Work item
Every line from the first one in the listing down to the line with "Aim: the structure" should be restated word for word.

──────── Dataset extract ────────

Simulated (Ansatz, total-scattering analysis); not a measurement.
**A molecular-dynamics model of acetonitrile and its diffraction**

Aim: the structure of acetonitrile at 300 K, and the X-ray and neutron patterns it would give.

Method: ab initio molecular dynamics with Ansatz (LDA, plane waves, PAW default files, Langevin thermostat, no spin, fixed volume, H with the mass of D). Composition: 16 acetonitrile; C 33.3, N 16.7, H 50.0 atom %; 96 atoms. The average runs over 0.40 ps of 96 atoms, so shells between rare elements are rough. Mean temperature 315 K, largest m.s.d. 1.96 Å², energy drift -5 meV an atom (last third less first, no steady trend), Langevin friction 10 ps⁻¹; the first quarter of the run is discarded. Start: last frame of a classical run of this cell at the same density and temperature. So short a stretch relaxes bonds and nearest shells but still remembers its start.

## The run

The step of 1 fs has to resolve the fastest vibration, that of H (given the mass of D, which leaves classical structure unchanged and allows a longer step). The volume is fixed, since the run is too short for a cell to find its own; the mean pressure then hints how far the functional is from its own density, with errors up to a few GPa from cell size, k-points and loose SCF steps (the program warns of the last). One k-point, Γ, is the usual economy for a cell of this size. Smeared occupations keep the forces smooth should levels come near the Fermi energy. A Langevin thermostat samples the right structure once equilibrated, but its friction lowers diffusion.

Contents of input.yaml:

────────

Expected answer
Simulated (Ansatz, total-scattering analysis); not a measurement.
**A molecular-dynamics model of acetonitrile and its diffraction**

Aim: the structure of acetonitrile at 300 K, and the X-ray and neutron patterns it would give.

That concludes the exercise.